— TASK ITEM —
Restate the records in full, keeping every word as it is.

— DATA FOR REVIEW —
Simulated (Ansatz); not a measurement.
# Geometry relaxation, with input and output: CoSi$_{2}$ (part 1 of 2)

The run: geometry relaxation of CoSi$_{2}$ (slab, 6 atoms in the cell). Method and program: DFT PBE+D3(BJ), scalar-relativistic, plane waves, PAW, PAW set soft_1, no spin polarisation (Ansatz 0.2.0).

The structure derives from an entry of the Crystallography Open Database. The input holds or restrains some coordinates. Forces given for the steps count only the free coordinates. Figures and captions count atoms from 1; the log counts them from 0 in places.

— EXERCISE OUTPUT —
Simulated (Ansatz); not a measurement.
# Geometry relaxation, with input and output: CoSi$_{2}$ (part 1 of 2)

The run: geometry relaxation of CoSi$_{2}$ (slab, 6 atoms in the cell). Method and program: DFT PBE+D3(BJ), scalar-relativistic, plane waves, PAW, PAW set soft_1, no spin polarisation (Ansatz 0.2.0).

The structure derives from an entry of the Crystallography Open Database. The input holds or restrains some coordinates. Forces given for the steps count only the free coordinates. Figures and captions count atoms from 1; the log counts them from 0 in places.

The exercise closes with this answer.